·····

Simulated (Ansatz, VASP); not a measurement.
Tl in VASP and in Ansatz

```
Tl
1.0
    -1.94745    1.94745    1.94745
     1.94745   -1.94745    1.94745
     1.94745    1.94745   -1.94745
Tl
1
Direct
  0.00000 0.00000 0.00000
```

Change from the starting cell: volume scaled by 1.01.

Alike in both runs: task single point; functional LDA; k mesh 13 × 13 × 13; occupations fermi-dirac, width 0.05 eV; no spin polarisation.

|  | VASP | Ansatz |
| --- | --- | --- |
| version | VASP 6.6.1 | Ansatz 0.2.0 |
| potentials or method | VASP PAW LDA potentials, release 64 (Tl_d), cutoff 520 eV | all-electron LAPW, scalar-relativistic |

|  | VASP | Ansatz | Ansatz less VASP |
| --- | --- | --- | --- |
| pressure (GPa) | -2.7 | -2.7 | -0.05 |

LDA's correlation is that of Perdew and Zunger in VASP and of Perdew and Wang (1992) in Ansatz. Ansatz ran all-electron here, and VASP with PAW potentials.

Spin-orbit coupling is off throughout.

·····

▶ BRIEF:
Would you please give back all of the material above exactly as it stands?

▶ ANSWER AREA:
Simulated (Ansatz, VASP); not a measurement.
Tl in VASP and in Ansatz

```
Tl
1.0
    -1.94745    1.94745    1.94745
     1.94745   -1.94745    1.94745
     1.94745    1.94745   -1.94745
Tl
1
Direct
  0.00000 0.00000 0.00000
```

Change from the starting cell: volume scaled by 1.01.

Alike in both runs: task single point; functional LDA; k mesh 13 × 13 × 13; occupations fermi-dirac, width 0.05 eV; no spin polarisation.

|  | VASP | Ansatz |
| --- | --- | --- |
| version | VASP 6.6.1 | Ansatz 0.2.0 |
| potentials or method | VASP PAW LDA potentials, release 64 (Tl_d), cutoff 520 eV | all-electron LAPW, scalar-relativistic |

|  | VASP | Ansatz | Ansatz less VASP |
| --- | --- | --- | --- |
| pressure (GPa) | -2.7 | -2.7 | -0.05 |

LDA's correlation is that of Perdew and Zunger in VASP and of Perdew and Wang (1992) in Ansatz. Ansatz ran all-electron here, and VASP with PAW potentials.

Spin-orbit coupling is off throughout.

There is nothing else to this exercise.